'''

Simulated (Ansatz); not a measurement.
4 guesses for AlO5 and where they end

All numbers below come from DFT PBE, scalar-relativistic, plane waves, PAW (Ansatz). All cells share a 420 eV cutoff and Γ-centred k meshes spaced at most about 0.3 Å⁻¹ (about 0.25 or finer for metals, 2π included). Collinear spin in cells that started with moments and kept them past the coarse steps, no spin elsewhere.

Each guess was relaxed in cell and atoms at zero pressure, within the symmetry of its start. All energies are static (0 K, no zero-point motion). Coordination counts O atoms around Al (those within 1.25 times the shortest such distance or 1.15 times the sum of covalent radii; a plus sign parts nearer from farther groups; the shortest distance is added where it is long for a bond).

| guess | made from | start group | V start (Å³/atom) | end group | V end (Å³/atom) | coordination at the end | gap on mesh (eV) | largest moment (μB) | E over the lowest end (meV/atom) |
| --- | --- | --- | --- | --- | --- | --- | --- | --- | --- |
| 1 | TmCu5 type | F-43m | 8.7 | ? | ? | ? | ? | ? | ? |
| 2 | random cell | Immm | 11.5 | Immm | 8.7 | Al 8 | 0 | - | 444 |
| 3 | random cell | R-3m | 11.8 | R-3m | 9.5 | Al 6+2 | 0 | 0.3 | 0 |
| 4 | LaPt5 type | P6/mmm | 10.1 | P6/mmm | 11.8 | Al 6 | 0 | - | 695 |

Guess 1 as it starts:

'''

Precisely reproduce the lines of the entries, beginning at the first and ending at the one containing "4 guesses for AlO5 and where they end". Add nothing.

[EXPECTED ANSWER]
Simulated (Ansatz); not a measurement.
4 guesses for AlO5 and where they end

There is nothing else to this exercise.